* ASSIGNED TASK
Write down each entry precisely as given.

* DATASET
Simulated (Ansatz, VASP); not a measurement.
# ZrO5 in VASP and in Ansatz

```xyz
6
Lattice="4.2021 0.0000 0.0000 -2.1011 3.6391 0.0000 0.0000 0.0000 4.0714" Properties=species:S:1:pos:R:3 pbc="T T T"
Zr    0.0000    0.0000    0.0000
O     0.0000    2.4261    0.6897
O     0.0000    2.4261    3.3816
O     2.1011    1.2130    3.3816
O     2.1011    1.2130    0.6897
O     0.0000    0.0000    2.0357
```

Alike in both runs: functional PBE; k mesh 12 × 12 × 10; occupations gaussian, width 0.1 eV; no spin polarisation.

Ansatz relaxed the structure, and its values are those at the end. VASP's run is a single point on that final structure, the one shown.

* WORKED SOLUTION
Simulated (Ansatz, VASP); not a measurement.
# ZrO5 in VASP and in Ansatz

```xyz
6
Lattice="4.2021 0.0000 0.0000 -2.1011 3.6391 0.0000 0.0000 0.0000 4.0714" Properties=species:S:1:pos:R:3 pbc="T T T"
Zr    0.0000    0.0000    0.0000
O     0.0000    2.4261    0.6897
O     0.0000    2.4261    3.3816
O     2.1011    1.2130    3.3816
O     2.1011    1.2130    0.6897
O     0.0000    0.0000    2.0357
```

Alike in both runs: functional PBE; k mesh 12 × 12 × 10; occupations gaussian, width 0.1 eV; no spin polarisation.

Ansatz relaxed the structure, and its values are those at the end. VASP's run is a single point on that final structure, the one shown.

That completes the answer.